[Start of Attachment]
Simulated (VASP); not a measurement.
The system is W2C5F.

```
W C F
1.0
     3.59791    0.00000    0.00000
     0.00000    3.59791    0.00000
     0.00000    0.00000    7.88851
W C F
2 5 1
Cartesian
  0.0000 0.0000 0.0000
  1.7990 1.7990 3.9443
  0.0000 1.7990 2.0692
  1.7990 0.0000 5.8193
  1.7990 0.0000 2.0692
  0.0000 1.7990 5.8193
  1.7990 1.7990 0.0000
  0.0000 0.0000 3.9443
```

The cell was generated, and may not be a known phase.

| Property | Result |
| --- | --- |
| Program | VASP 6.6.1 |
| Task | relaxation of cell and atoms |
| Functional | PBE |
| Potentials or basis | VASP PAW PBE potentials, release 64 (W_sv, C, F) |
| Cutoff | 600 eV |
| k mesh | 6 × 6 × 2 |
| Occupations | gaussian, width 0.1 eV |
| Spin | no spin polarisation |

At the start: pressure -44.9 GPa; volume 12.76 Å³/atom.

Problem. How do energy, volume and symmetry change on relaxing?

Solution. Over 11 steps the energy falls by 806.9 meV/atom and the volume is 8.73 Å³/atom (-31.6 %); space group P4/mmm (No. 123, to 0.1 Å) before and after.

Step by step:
[End of Attachment]

WORK REQUEST
With no line skipped, copy the entries exactly as written.

ANSWER BOX
Simulated (VASP); not a measurement.
The system is W2C5F.

```
W C F
1.0
     3.59791    0.00000    0.00000
     0.00000    3.59791    0.00000
     0.00000    0.00000    7.88851
W C F
2 5 1
Cartesian
  0.0000 0.0000 0.0000
  1.7990 1.7990 3.9443
  0.0000 1.7990 2.0692
  1.7990 0.0000 5.8193
  1.7990 0.0000 2.0692
  0.0000 1.7990 5.8193
  1.7990 1.7990 0.0000
  0.0000 0.0000 3.9443
```

The cell was generated, and may not be a known phase.

| Property | Result |
| --- | --- |
| Program | VASP 6.6.1 |
| Task | relaxation of cell and atoms |
| Functional | PBE |
| Potentials or basis | VASP PAW PBE potentials, release 64 (W_sv, C, F) |
| Cutoff | 600 eV |
| k mesh | 6 × 6 × 2 |
| Occupations | gaussian, width 0.1 eV |
| Spin | no spin polarisation |

At the start: pressure -44.9 GPa; volume 12.76 Å³/atom.

Problem. How do energy, volume and symmetry change on relaxing?

Solution. Over 11 steps the energy falls by 806.9 meV/atom and the volume is 8.73 Å³/atom (-31.6 %); space group P4/mmm (No. 123, to 0.1 Å) before and after.

Step by step:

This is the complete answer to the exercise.